▶ [Brief] When you return the entries, keep every word and mark exactly as it is.

※ ※ ※

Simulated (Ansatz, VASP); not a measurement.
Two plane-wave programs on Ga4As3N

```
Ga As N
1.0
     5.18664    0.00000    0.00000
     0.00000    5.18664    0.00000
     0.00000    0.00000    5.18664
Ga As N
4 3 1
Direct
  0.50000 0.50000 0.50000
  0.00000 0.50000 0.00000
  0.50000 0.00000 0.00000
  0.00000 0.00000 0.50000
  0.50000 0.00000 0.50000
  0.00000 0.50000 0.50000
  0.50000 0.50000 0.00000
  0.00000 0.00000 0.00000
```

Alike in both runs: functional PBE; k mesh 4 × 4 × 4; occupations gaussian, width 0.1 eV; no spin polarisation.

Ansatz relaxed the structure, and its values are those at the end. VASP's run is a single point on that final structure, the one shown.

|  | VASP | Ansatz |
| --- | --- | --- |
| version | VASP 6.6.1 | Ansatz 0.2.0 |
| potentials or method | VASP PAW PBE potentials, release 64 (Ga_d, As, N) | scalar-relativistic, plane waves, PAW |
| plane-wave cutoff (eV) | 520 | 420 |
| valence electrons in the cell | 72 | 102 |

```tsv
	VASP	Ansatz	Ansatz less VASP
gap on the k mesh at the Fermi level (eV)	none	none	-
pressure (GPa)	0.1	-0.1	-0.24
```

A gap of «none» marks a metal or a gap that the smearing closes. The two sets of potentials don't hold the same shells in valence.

※ ※ ※

▶ [Written reply]
Simulated (Ansatz, VASP); not a measurement.
Two plane-wave programs on Ga4As3N

```
Ga As N
1.0
     5.18664    0.00000    0.00000
     0.00000    5.18664    0.00000
     0.00000    0.00000    5.18664
Ga As N
4 3 1
Direct
  0.50000 0.50000 0.50000
  0.00000 0.50000 0.00000
  0.50000 0.00000 0.00000
  0.00000 0.00000 0.50000
  0.50000 0.00000 0.50000
  0.00000 0.50000 0.50000
  0.50000 0.50000 0.00000
  0.00000 0.00000 0.00000
```

Alike in both runs: functional PBE; k mesh 4 × 4 × 4; occupations gaussian, width 0.1 eV; no spin polarisation.

Ansatz relaxed the structure, and its values are those at the end. VASP's run is a single point on that final structure, the one shown.

|  | VASP | Ansatz |
| --- | --- | --- |
| version | VASP 6.6.1 | Ansatz 0.2.0 |
| potentials or method | VASP PAW PBE potentials, release 64 (Ga_d, As, N) | scalar-relativistic, plane waves, PAW |
| plane-wave cutoff (eV) | 520 | 420 |
| valence electrons in the cell | 72 | 102 |

```tsv
	VASP	Ansatz	Ansatz less VASP
gap on the k mesh at the Fermi level (eV)	none	none	-
pressure (GPa)	0.1	-0.1	-0.24
```

A gap of «none» marks a metal or a gap that the smearing closes. The two sets of potentials don't hold the same shells in valence.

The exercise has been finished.